■ Data excerpts ■
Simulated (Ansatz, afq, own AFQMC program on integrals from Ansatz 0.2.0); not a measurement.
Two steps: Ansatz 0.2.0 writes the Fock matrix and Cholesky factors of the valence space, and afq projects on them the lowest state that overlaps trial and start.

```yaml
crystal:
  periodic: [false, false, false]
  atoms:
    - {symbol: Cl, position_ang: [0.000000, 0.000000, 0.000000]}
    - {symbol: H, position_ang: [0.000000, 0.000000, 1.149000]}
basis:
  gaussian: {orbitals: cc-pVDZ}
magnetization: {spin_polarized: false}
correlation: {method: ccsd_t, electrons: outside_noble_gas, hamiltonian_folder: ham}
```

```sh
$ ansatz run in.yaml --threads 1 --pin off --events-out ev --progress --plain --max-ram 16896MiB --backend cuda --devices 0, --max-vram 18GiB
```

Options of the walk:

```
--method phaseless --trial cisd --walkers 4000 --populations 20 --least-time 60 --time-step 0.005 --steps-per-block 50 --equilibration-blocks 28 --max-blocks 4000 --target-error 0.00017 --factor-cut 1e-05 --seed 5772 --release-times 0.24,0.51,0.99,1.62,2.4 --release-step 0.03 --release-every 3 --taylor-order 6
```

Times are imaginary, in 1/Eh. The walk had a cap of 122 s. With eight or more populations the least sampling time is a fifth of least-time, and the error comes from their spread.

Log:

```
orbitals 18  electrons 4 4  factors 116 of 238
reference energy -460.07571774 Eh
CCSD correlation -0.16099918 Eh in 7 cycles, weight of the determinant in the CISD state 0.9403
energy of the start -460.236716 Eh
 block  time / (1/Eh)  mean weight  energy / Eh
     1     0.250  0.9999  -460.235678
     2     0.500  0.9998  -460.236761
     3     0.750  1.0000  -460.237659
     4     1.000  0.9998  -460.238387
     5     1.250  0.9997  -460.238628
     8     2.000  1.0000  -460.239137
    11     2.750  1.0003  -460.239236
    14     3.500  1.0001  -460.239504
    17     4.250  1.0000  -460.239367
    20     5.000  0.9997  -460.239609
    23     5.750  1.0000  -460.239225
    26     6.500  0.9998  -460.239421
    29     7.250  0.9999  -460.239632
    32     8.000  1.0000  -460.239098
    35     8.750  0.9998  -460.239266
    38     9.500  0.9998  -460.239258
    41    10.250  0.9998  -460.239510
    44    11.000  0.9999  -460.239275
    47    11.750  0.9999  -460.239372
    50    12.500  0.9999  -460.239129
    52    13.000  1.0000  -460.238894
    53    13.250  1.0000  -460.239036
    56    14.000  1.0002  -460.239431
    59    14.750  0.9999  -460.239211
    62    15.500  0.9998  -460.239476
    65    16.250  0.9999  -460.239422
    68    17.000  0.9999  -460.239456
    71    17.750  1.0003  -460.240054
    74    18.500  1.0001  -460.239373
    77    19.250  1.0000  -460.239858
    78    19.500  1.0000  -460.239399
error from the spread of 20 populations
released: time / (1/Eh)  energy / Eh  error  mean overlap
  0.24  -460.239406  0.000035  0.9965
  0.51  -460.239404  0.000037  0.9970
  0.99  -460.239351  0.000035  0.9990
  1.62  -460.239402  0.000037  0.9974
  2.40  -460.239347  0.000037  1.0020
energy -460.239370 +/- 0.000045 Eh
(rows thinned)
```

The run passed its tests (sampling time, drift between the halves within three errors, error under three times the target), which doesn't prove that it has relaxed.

■ Work task ■
The first line of the data, the line with "Two steps: Ansatz", and all lines in between are to be copied exactly. Leave out everything else.

■ Response box ■
Simulated (Ansatz, afq, own AFQMC program on integrals from Ansatz 0.2.0); not a measurement.
Two steps: Ansatz 0.2.0 writes the Fock matrix and Cholesky factors of the valence space, and afq projects on them the lowest state that overlaps trial and start.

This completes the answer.